-=-=-=-=-

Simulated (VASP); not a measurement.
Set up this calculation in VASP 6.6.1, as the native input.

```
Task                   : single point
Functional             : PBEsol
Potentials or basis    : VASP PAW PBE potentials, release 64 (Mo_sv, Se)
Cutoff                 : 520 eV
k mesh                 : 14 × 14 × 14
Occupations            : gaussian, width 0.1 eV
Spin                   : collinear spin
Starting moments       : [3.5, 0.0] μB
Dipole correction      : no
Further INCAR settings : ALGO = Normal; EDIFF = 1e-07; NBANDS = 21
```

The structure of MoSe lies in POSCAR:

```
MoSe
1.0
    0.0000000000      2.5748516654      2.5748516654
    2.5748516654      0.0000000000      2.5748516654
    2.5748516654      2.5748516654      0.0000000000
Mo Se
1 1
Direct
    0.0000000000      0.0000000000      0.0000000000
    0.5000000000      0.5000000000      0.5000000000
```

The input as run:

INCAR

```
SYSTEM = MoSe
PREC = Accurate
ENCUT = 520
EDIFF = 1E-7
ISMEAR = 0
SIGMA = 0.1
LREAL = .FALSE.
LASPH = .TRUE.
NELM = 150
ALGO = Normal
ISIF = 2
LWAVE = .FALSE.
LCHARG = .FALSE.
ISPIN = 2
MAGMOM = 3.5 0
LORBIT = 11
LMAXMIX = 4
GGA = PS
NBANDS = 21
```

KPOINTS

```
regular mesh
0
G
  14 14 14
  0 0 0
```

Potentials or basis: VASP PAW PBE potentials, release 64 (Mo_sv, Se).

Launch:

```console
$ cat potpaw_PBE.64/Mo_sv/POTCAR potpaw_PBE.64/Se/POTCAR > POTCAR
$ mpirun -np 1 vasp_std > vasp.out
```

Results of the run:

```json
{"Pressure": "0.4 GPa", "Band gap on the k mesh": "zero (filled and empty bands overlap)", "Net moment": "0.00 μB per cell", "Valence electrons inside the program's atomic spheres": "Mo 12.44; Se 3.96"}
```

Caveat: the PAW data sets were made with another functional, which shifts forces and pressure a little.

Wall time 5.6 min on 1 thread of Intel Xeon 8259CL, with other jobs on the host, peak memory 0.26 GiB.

-=-=-=-=-

### WORK REQUEST:
Could you repeat exactly the lines above from the line with "Potentials or basis: VASP" up to and including the line with "Caveat: the PAW", and only those?

### REPLY:
Potentials or basis: VASP PAW PBE potentials, release 64 (Mo_sv, Se).

Launch:

```console
$ cat potpaw_PBE.64/Mo_sv/POTCAR potpaw_PBE.64/Se/POTCAR > POTCAR
$ mpirun -np 1 vasp_std > vasp.out
```

Results of the run:

```json
{"Pressure": "0.4 GPa", "Band gap on the k mesh": "zero (filled and empty bands overlap)", "Net moment": "0.00 μB per cell", "Valence electrons inside the program's atomic spheres": "Mo 12.44; Se 3.96"}
```

Caveat: the PAW data sets were made with another functional, which shifts forces and pressure a little.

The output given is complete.